**Information supplied:**
===

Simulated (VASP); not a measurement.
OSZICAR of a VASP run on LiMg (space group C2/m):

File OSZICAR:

===

**Work order:** Output the records exactly, so that each line matches what was given.

**Response area:**
Simulated (VASP); not a measurement.
OSZICAR of a VASP run on LiMg (space group C2/m):

File OSZICAR:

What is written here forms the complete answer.